——

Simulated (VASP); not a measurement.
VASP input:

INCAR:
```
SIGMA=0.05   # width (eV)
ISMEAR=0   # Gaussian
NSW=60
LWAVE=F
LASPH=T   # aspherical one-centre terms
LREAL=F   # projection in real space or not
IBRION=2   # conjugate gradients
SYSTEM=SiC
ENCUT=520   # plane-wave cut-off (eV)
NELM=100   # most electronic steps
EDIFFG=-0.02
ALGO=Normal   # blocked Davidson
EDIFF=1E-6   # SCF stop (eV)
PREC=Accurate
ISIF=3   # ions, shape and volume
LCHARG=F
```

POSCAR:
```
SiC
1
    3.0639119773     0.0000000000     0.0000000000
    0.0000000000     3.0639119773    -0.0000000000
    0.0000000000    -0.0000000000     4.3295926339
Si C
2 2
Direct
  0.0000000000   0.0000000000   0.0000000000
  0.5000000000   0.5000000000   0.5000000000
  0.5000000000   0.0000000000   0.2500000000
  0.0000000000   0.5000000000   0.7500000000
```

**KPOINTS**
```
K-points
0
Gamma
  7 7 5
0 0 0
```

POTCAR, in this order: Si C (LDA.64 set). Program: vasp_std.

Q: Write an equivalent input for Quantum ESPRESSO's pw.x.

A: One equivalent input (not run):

——

### Assigned task
The entries must all be transcribed exactly.

### Task response
Simulated (VASP); not a measurement.
VASP input:

INCAR:
```
SIGMA=0.05   # width (eV)
ISMEAR=0   # Gaussian
NSW=60
LWAVE=F
LASPH=T   # aspherical one-centre terms
LREAL=F   # projection in real space or not
IBRION=2   # conjugate gradients
SYSTEM=SiC
ENCUT=520   # plane-wave cut-off (eV)
NELM=100   # most electronic steps
EDIFFG=-0.02
ALGO=Normal   # blocked Davidson
EDIFF=1E-6   # SCF stop (eV)
PREC=Accurate
ISIF=3   # ions, shape and volume
LCHARG=F
```

POSCAR:
```
SiC
1
    3.0639119773     0.0000000000     0.0000000000
    0.0000000000     3.0639119773    -0.0000000000
    0.0000000000    -0.0000000000     4.3295926339
Si C
2 2
Direct
  0.0000000000   0.0000000000   0.0000000000
  0.5000000000   0.5000000000   0.5000000000
  0.5000000000   0.0000000000   0.2500000000
  0.0000000000   0.5000000000   0.7500000000
```

**KPOINTS**
```
K-points
0
Gamma
  7 7 5
0 0 0
```

POTCAR, in this order: Si C (LDA.64 set). Program: vasp_std.

Q: Write an equivalent input for Quantum ESPRESSO's pw.x.

A: One equivalent input (not run):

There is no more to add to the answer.